######

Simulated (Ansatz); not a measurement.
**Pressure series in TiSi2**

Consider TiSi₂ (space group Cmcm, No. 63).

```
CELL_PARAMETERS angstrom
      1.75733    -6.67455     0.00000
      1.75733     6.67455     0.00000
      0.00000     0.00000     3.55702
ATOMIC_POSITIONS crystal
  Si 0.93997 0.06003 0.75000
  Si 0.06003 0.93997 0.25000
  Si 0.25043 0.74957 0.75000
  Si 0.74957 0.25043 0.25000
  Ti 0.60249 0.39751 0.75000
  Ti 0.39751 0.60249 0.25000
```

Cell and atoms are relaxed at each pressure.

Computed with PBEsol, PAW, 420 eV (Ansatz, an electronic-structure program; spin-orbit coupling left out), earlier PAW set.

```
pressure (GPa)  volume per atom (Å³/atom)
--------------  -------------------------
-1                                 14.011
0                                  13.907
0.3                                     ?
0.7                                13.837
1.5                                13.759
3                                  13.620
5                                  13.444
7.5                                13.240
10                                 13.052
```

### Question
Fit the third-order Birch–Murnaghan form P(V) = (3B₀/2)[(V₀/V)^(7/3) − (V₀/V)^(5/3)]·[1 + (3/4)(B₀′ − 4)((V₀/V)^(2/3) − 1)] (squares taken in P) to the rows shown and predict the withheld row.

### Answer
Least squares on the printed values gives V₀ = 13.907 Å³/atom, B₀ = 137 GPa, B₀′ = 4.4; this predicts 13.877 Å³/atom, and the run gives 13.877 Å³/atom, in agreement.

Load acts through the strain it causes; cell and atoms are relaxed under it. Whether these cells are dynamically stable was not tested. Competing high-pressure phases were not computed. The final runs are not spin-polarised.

######

| Work request |
Return each line exactly, beginning at the start of the material above and ending at the line that includes "Least squares on", with both of those kept.

| Written solution |
Simulated (Ansatz); not a measurement.
**Pressure series in TiSi2**

Consider TiSi₂ (space group Cmcm, No. 63).

```
CELL_PARAMETERS angstrom
      1.75733    -6.67455     0.00000
      1.75733     6.67455     0.00000
      0.00000     0.00000     3.55702
ATOMIC_POSITIONS crystal
  Si 0.93997 0.06003 0.75000
  Si 0.06003 0.93997 0.25000
  Si 0.25043 0.74957 0.75000
  Si 0.74957 0.25043 0.25000
  Ti 0.60249 0.39751 0.75000
  Ti 0.39751 0.60249 0.25000
```

Cell and atoms are relaxed at each pressure.

Computed with PBEsol, PAW, 420 eV (Ansatz, an electronic-structure program; spin-orbit coupling left out), earlier PAW set.

```
pressure (GPa)  volume per atom (Å³/atom)
--------------  -------------------------
-1                                 14.011
0                                  13.907
0.3                                     ?
0.7                                13.837
1.5                                13.759
3                                  13.620
5                                  13.444
7.5                                13.240
10                                 13.052
```

### Question
Fit the third-order Birch–Murnaghan form P(V) = (3B₀/2)[(V₀/V)^(7/3) − (V₀/V)^(5/3)]·[1 + (3/4)(B₀′ − 4)((V₀/V)^(2/3) − 1)] (squares taken in P) to the rows shown and predict the withheld row.

### Answer
Least squares on the printed values gives V₀ = 13.907 Å³/atom, B₀ = 137 GPa, B₀′ = 4.4; this predicts 13.877 Å³/atom, and the run gives 13.877 Å³/atom, in agreement.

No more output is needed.